### Extracted records
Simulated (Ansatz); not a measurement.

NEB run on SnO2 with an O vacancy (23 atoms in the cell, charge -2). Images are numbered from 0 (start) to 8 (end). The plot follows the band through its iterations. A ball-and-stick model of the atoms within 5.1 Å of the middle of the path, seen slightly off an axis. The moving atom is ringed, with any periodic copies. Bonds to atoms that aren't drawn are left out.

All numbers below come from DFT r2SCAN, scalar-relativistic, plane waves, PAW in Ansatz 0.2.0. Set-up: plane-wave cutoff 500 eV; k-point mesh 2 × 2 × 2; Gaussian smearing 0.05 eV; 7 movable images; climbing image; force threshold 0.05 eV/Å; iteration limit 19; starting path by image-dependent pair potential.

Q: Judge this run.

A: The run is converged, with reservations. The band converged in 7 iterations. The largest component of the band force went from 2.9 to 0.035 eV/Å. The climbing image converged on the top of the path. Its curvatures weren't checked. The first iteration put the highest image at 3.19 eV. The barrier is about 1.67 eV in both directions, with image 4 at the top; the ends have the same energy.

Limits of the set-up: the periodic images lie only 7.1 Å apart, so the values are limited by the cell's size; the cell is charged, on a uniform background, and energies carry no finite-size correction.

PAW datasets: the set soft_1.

### Action item
Give back the opening line of the records above and every line after it, up to and including the one with "Limits of the", unchanged.

### Problem solution
Simulated (Ansatz); not a measurement.

NEB run on SnO2 with an O vacancy (23 atoms in the cell, charge -2). Images are numbered from 0 (start) to 8 (end). The plot follows the band through its iterations. A ball-and-stick model of the atoms within 5.1 Å of the middle of the path, seen slightly off an axis. The moving atom is ringed, with any periodic copies. Bonds to atoms that aren't drawn are left out.

All numbers below come from DFT r2SCAN, scalar-relativistic, plane waves, PAW in Ansatz 0.2.0. Set-up: plane-wave cutoff 500 eV; k-point mesh 2 × 2 × 2; Gaussian smearing 0.05 eV; 7 movable images; climbing image; force threshold 0.05 eV/Å; iteration limit 19; starting path by image-dependent pair potential.

Q: Judge this run.

A: The run is converged, with reservations. The band converged in 7 iterations. The largest component of the band force went from 2.9 to 0.035 eV/Å. The climbing image converged on the top of the path. Its curvatures weren't checked. The first iteration put the highest image at 3.19 eV. The barrier is about 1.67 eV in both directions, with image 4 at the top; the ends have the same energy.

Limits of the set-up: the periodic images lie only 7.1 Å apart, so the values are limited by the cell's size; the cell is charged, on a uniform background, and energies carry no finite-size correction.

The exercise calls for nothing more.